**Recorded data:**
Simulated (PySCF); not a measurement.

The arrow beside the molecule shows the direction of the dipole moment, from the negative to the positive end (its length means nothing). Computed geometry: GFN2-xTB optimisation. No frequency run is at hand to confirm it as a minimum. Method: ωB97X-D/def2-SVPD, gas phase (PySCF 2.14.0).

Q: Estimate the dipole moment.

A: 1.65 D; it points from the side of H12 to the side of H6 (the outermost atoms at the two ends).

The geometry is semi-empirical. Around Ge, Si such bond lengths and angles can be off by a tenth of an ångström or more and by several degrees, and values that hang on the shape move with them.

**Action item:** Everything from the first line of the records above through the line containing "A: 1.65 D; it" should be restated word for word; leave out all other lines.

**Exercise answer:**
Simulated (PySCF); not a measurement.

The arrow beside the molecule shows the direction of the dipole moment, from the negative to the positive end (its length means nothing). Computed geometry: GFN2-xTB optimisation. No frequency run is at hand to confirm it as a minimum. Method: ωB97X-D/def2-SVPD, gas phase (PySCF 2.14.0).

Q: Estimate the dipole moment.

A: 1.65 D; it points from the side of H12 to the side of H6 (the outermost atoms at the two ends).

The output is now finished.